EXERCISE - Print every record word for word.

[[ INFORMATION open ]]
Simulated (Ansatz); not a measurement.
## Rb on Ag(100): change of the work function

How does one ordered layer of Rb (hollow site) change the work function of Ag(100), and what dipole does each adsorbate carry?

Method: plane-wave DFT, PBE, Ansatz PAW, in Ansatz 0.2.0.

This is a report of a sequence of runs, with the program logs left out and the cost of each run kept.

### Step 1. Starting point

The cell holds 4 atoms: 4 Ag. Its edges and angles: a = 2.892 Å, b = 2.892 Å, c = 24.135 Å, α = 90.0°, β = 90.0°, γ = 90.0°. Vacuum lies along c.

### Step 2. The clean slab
[[ INFORMATION closed ]]

TASK RESPONSE -
Simulated (Ansatz); not a measurement.
## Rb on Ag(100): change of the work function

How does one ordered layer of Rb (hollow site) change the work function of Ag(100), and what dipole does each adsorbate carry?

Method: plane-wave DFT, PBE, Ansatz PAW, in Ansatz 0.2.0.

This is a report of a sequence of runs, with the program logs left out and the cost of each run kept.

### Step 1. Starting point

The cell holds 4 atoms: 4 Ag. Its edges and angles: a = 2.892 Å, b = 2.892 Å, c = 24.135 Å, α = 90.0°, β = 90.0°, γ = 90.0°. Vacuum lies along c.

### Step 2. The clean slab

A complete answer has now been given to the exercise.